_EXTRACTED MATERIAL_
◆ ◆ ◆ ◆ ◆
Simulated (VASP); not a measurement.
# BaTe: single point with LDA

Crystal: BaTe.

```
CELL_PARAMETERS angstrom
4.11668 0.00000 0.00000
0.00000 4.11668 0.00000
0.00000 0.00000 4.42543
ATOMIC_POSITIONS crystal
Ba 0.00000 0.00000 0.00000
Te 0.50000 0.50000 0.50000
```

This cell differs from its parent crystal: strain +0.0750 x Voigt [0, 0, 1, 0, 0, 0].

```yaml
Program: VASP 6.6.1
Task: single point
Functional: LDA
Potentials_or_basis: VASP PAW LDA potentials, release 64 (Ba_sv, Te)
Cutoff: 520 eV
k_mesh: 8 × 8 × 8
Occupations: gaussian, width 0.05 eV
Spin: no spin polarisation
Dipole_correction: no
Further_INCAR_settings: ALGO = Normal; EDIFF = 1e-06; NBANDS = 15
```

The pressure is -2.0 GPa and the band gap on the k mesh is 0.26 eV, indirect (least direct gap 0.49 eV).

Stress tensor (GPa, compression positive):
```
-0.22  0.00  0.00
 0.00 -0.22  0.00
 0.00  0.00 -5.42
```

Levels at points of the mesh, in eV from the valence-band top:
◆ ◆ ◆ ◆ ◆

_EXERCISE_
Take the entries and print them exactly. Keep every line.

_PROBLEM SOLUTION_
Simulated (VASP); not a measurement.
# BaTe: single point with LDA

Crystal: BaTe.

```
CELL_PARAMETERS angstrom
4.11668 0.00000 0.00000
0.00000 4.11668 0.00000
0.00000 0.00000 4.42543
ATOMIC_POSITIONS crystal
Ba 0.00000 0.00000 0.00000
Te 0.50000 0.50000 0.50000
```

This cell differs from its parent crystal: strain +0.0750 x Voigt [0, 0, 1, 0, 0, 0].

```yaml
Program: VASP 6.6.1
Task: single point
Functional: LDA
Potentials_or_basis: VASP PAW LDA potentials, release 64 (Ba_sv, Te)
Cutoff: 520 eV
k_mesh: 8 × 8 × 8
Occupations: gaussian, width 0.05 eV
Spin: no spin polarisation
Dipole_correction: no
Further_INCAR_settings: ALGO = Normal; EDIFF = 1e-06; NBANDS = 15
```

The pressure is -2.0 GPa and the band gap on the k mesh is 0.26 eV, indirect (least direct gap 0.49 eV).

Stress tensor (GPa, compression positive):
```
-0.22  0.00  0.00
 0.00 -0.22  0.00
 0.00  0.00 -5.42
```

Levels at points of the mesh, in eV from the valence-band top:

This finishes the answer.